REQUIREMENT: After finding the line with "Method: GFN2-xTB geometry" in the entries below, retype exactly each line from there through the line with "Q: What happened in the run?", including that final line.

ENTRIES PROVIDED:
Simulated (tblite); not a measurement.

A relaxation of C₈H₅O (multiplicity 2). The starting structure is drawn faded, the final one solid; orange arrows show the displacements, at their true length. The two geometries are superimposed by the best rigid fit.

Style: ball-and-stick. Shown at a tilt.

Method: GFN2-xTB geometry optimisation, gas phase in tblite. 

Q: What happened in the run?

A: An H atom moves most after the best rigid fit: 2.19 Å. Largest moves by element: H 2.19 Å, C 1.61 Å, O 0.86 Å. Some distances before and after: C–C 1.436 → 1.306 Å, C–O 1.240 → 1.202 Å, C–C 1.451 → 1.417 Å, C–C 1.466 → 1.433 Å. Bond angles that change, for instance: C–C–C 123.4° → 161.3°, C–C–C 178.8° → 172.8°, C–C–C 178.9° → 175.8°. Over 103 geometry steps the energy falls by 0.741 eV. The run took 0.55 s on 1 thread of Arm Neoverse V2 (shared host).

ANSWER SECTION:
Method: GFN2-xTB geometry optimisation, gas phase in tblite. 

Q: What happened in the run?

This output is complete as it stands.